Data section:
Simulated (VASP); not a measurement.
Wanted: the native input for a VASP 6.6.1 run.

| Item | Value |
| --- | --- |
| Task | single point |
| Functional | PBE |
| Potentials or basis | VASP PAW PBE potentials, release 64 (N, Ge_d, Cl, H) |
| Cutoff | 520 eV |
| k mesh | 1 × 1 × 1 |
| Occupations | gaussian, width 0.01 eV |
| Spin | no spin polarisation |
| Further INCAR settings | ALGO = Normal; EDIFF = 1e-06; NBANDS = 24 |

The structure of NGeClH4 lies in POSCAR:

Assigned task:
All of the data must be returned exactly.

Exercise solution:
Simulated (VASP); not a measurement.
Wanted: the native input for a VASP 6.6.1 run.

| Item | Value |
| --- | --- |
| Task | single point |
| Functional | PBE |
| Potentials or basis | VASP PAW PBE potentials, release 64 (N, Ge_d, Cl, H) |
| Cutoff | 520 eV |
| k mesh | 1 × 1 × 1 |
| Occupations | gaussian, width 0.01 eV |
| Spin | no spin polarisation |
| Further INCAR settings | ALGO = Normal; EDIFF = 1e-06; NBANDS = 24 |

The structure of NGeClH4 lies in POSCAR:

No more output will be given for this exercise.